= = = =
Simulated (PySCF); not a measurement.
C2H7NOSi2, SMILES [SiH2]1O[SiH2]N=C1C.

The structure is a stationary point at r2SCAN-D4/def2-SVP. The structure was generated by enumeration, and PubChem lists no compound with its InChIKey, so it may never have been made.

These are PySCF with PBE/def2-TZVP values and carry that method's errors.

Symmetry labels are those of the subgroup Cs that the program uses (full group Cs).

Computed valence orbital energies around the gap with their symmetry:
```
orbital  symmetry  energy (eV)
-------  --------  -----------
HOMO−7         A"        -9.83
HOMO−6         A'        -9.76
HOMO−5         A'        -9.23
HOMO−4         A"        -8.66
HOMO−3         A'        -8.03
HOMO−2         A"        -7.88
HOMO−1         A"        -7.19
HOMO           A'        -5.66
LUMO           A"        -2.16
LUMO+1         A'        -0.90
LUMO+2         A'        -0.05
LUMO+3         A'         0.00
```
= = = =

Assigned task >>
There is a line with "C2H7NOSi2, SMILES [SiH2]1O[SiH2]N=C1C." and a line with "The structure is" above. Copy exactly those two lines and all lines between them, with nothing else.

Written response >>
C2H7NOSi2, SMILES [SiH2]1O[SiH2]N=C1C.

The structure is a stationary point at r2SCAN-D4/def2-SVP. The structure was generated by enumeration, and PubChem lists no compound with its InChIKey, so it may never have been made.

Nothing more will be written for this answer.